--- START ---

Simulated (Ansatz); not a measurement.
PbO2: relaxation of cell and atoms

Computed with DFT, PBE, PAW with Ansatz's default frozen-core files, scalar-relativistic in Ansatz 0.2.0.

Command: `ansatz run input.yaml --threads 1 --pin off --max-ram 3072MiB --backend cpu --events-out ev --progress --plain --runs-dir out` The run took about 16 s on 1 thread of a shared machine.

--- END ---

Would you write out each entry precisely as it is given?

> _Response area_
Simulated (Ansatz); not a measurement.
PbO2: relaxation of cell and atoms

Computed with DFT, PBE, PAW with Ansatz's default frozen-core files, scalar-relativistic in Ansatz 0.2.0.

Command: `ansatz run input.yaml --threads 1 --pin off --max-ram 3072MiB --backend cpu --events-out ev --progress --plain --runs-dir out` The run took about 16 s on 1 thread of a shared machine.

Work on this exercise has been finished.